^^^^

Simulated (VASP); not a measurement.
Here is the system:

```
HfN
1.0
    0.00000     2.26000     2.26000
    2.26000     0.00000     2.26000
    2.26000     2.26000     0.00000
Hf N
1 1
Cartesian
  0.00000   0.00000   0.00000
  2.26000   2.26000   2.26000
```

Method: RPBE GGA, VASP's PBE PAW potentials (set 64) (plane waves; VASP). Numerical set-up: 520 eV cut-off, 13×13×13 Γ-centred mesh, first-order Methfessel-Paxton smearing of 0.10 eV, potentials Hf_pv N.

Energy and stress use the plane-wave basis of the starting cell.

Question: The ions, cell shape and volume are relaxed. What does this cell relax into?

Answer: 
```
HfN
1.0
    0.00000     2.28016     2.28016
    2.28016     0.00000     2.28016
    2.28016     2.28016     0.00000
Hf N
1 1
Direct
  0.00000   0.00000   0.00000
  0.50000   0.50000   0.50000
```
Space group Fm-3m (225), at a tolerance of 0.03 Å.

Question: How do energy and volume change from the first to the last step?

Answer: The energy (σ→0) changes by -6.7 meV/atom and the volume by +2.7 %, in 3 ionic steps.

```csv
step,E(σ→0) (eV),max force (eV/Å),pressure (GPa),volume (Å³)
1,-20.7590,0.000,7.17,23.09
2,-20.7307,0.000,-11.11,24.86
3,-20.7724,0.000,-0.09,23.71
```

^^^^

▸ **Assignment**:
Everything from the first line of the entries above through the line with "Energy and stress" is to be reproduced exactly, and nothing else.

▸ **Worked solution**:
Simulated (VASP); not a measurement.
Here is the system:

```
HfN
1.0
    0.00000     2.26000     2.26000
    2.26000     0.00000     2.26000
    2.26000     2.26000     0.00000
Hf N
1 1
Cartesian
  0.00000   0.00000   0.00000
  2.26000   2.26000   2.26000
```

Method: RPBE GGA, VASP's PBE PAW potentials (set 64) (plane waves; VASP). Numerical set-up: 520 eV cut-off, 13×13×13 Γ-centred mesh, first-order Methfessel-Paxton smearing of 0.10 eV, potentials Hf_pv N.

Energy and stress use the plane-wave basis of the starting cell.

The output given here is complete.